******

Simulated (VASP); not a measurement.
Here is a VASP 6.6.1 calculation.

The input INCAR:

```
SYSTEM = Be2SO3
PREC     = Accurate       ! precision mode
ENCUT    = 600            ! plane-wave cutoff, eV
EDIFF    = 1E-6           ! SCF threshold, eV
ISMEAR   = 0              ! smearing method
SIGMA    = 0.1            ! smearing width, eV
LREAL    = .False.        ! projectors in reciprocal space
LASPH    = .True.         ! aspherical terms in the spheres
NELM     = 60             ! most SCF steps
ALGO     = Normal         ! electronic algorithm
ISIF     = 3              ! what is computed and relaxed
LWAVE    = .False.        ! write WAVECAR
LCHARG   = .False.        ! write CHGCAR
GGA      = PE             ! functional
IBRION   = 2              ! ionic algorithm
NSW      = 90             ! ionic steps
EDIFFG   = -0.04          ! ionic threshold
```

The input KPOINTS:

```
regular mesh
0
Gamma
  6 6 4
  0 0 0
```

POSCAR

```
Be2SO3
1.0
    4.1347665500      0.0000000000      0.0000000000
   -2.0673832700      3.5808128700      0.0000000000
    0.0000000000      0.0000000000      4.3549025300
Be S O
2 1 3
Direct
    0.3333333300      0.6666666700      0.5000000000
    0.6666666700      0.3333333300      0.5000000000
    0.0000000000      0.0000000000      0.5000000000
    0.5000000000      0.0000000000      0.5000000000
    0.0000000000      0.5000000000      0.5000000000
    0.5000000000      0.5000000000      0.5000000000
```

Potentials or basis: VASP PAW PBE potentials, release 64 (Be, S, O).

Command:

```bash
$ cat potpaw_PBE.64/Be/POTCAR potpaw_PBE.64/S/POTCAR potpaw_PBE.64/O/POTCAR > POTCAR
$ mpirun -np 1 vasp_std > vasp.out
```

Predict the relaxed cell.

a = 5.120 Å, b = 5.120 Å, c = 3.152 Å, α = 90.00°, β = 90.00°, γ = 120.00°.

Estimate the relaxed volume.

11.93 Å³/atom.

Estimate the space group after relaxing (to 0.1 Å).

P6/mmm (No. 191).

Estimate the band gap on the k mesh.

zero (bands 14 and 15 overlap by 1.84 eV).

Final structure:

******

__REQUIREMENT__:
Your job is to print exactly the lines that run from the top of the entries through the line with "zero (bands 14 and 15 overlap by 1.84 eV).", and no others.

__WRITTEN REPLY__:
Simulated (VASP); not a measurement.
Here is a VASP 6.6.1 calculation.

The input INCAR:

```
SYSTEM = Be2SO3
PREC     = Accurate       ! precision mode
ENCUT    = 600            ! plane-wave cutoff, eV
EDIFF    = 1E-6           ! SCF threshold, eV
ISMEAR   = 0              ! smearing method
SIGMA    = 0.1            ! smearing width, eV
LREAL    = .False.        ! projectors in reciprocal space
LASPH    = .True.         ! aspherical terms in the spheres
NELM     = 60             ! most SCF steps
ALGO     = Normal         ! electronic algorithm
ISIF     = 3              ! what is computed and relaxed
LWAVE    = .False.        ! write WAVECAR
LCHARG   = .False.        ! write CHGCAR
GGA      = PE             ! functional
IBRION   = 2              ! ionic algorithm
NSW      = 90             ! ionic steps
EDIFFG   = -0.04          ! ionic threshold
```

The input KPOINTS:

```
regular mesh
0
Gamma
  6 6 4
  0 0 0
```

POSCAR

```
Be2SO3
1.0
    4.1347665500      0.0000000000      0.0000000000
   -2.0673832700      3.5808128700      0.0000000000
    0.0000000000      0.0000000000      4.3549025300
Be S O
2 1 3
Direct
    0.3333333300      0.6666666700      0.5000000000
    0.6666666700      0.3333333300      0.5000000000
    0.0000000000      0.0000000000      0.5000000000
    0.5000000000      0.0000000000      0.5000000000
    0.0000000000      0.5000000000      0.5000000000
    0.5000000000      0.5000000000      0.5000000000
```

Potentials or basis: VASP PAW PBE potentials, release 64 (Be, S, O).

Command:

```bash
$ cat potpaw_PBE.64/Be/POTCAR potpaw_PBE.64/S/POTCAR potpaw_PBE.64/O/POTCAR > POTCAR
$ mpirun -np 1 vasp_std > vasp.out
```

Predict the relaxed cell.

a = 5.120 Å, b = 5.120 Å, c = 3.152 Å, α = 90.00°, β = 90.00°, γ = 120.00°.

Estimate the relaxed volume.

11.93 Å³/atom.

Estimate the space group after relaxing (to 0.1 Å).

P6/mmm (No. 191).

Estimate the band gap on the k mesh.

zero (bands 14 and 15 overlap by 1.84 eV).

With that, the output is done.